Data provided Block Start
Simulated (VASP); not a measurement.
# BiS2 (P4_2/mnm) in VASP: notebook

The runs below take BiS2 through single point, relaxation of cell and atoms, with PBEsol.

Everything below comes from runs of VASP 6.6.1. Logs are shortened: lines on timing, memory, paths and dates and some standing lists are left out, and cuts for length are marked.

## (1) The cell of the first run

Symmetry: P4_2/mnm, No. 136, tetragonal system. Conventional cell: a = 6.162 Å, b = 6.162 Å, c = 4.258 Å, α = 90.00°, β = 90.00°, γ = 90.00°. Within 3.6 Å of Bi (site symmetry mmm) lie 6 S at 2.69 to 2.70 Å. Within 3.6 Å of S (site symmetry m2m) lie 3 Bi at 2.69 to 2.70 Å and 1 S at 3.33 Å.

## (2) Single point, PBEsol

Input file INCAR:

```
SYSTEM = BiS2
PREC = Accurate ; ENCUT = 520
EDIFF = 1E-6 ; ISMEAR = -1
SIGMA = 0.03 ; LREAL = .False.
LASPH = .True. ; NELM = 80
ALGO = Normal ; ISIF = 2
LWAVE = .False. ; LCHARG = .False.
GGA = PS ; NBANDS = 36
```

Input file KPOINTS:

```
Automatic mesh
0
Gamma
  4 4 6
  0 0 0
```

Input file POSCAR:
Data provided Block End

All entries shown above should be duplicated without a single difference.

Simulated (VASP); not a measurement.
# BiS2 (P4_2/mnm) in VASP: notebook

The runs below take BiS2 through single point, relaxation of cell and atoms, with PBEsol.

Everything below comes from runs of VASP 6.6.1. Logs are shortened: lines on timing, memory, paths and dates and some standing lists are left out, and cuts for length are marked.

## (1) The cell of the first run

Symmetry: P4_2/mnm, No. 136, tetragonal system. Conventional cell: a = 6.162 Å, b = 6.162 Å, c = 4.258 Å, α = 90.00°, β = 90.00°, γ = 90.00°. Within 3.6 Å of Bi (site symmetry mmm) lie 6 S at 2.69 to 2.70 Å. Within 3.6 Å of S (site symmetry m2m) lie 3 Bi at 2.69 to 2.70 Å and 1 S at 3.33 Å.

## (2) Single point, PBEsol

Input file INCAR:

```
SYSTEM = BiS2
PREC = Accurate ; ENCUT = 520
EDIFF = 1E-6 ; ISMEAR = -1
SIGMA = 0.03 ; LREAL = .False.
LASPH = .True. ; NELM = 80
ALGO = Normal ; ISIF = 2
LWAVE = .False. ; LCHARG = .False.
GGA = PS ; NBANDS = 36
```

Input file KPOINTS:

```
Automatic mesh
0
Gamma
  4 4 6
  0 0 0
```

Input file POSCAR:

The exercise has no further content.